★ ★ ★ ★ ★ ★ ★

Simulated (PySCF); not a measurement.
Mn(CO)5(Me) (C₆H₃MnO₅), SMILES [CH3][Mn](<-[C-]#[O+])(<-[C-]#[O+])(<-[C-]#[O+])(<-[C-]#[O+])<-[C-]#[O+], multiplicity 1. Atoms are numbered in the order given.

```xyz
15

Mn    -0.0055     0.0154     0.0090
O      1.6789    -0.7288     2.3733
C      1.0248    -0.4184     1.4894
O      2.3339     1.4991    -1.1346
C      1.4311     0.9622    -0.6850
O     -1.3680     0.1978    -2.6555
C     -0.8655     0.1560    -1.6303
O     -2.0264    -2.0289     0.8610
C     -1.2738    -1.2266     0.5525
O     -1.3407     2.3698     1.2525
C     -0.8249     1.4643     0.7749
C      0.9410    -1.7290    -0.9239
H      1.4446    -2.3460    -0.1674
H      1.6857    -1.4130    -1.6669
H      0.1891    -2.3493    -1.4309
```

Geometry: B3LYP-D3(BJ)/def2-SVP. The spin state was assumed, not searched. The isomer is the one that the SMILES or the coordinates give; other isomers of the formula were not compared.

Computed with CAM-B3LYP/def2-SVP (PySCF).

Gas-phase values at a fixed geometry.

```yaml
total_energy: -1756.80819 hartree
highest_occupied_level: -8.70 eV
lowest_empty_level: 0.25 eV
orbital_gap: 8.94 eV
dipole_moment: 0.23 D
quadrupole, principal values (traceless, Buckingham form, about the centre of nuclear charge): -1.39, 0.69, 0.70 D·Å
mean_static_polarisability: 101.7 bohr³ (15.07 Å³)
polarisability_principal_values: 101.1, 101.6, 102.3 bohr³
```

★ ★ ★ ★ ★ ★ ★

> [Work request] Go through the records from the first line and copy each one exactly, ending after the line that contains "Geometry: B3LYP-D3(BJ)/def2-SVP. The". Give nothing else.

> [Exercise output]
Simulated (PySCF); not a measurement.
Mn(CO)5(Me) (C₆H₃MnO₅), SMILES [CH3][Mn](<-[C-]#[O+])(<-[C-]#[O+])(<-[C-]#[O+])(<-[C-]#[O+])<-[C-]#[O+], multiplicity 1. Atoms are numbered in the order given.

```xyz
15

Mn    -0.0055     0.0154     0.0090
O      1.6789    -0.7288     2.3733
C      1.0248    -0.4184     1.4894
O      2.3339     1.4991    -1.1346
C      1.4311     0.9622    -0.6850
O     -1.3680     0.1978    -2.6555
C     -0.8655     0.1560    -1.6303
O     -2.0264    -2.0289     0.8610
C     -1.2738    -1.2266     0.5525
O     -1.3407     2.3698     1.2525
C     -0.8249     1.4643     0.7749
C      0.9410    -1.7290    -0.9239
H      1.4446    -2.3460    -0.1674
H      1.6857    -1.4130    -1.6669
H      0.1891    -2.3493    -1.4309
```

Geometry: B3LYP-D3(BJ)/def2-SVP. The spin state was assumed, not searched. The isomer is the one that the SMILES or the coordinates give; other isomers of the formula were not compared.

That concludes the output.